Work instruction: Quote the entries below from the line with "Levels at points" through the line with "Run time: 14", both ends included, and only those lines.

Supplied material:
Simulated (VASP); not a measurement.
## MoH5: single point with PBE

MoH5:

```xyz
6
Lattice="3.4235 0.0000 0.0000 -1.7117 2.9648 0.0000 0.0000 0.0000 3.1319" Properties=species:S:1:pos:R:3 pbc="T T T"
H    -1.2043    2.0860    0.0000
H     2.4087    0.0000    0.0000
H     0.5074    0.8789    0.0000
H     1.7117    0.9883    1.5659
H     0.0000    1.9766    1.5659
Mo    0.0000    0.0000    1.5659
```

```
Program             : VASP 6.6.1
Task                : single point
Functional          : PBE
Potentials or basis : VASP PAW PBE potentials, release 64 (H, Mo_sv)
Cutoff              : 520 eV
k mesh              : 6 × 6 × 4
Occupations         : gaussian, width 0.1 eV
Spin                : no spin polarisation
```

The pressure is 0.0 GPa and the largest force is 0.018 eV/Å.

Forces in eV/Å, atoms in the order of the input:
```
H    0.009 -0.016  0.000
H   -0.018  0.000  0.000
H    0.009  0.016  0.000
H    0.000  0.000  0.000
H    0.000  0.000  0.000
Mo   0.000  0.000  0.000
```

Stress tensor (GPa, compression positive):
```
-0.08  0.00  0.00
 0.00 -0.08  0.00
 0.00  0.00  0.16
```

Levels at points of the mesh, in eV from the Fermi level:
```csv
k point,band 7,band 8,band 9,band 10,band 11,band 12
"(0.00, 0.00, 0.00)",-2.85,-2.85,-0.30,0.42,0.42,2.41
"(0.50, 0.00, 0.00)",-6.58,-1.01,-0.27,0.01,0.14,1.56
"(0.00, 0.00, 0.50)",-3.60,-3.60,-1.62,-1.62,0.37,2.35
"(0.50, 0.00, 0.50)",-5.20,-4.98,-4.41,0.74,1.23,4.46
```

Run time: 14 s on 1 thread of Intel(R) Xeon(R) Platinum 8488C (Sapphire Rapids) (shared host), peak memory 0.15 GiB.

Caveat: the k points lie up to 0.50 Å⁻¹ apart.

Response:
Levels at points of the mesh, in eV from the Fermi level:
```csv
k point,band 7,band 8,band 9,band 10,band 11,band 12
"(0.00, 0.00, 0.00)",-2.85,-2.85,-0.30,0.42,0.42,2.41
"(0.50, 0.00, 0.00)",-6.58,-1.01,-0.27,0.01,0.14,1.56
"(0.00, 0.00, 0.50)",-3.60,-3.60,-1.62,-1.62,0.37,2.35
"(0.50, 0.00, 0.50)",-5.20,-4.98,-4.41,0.74,1.23,4.46
```

Run time: 14 s on 1 thread of Intel(R) Xeon(R) Platinum 8488C (Sapphire Rapids) (shared host), peak memory 0.15 GiB.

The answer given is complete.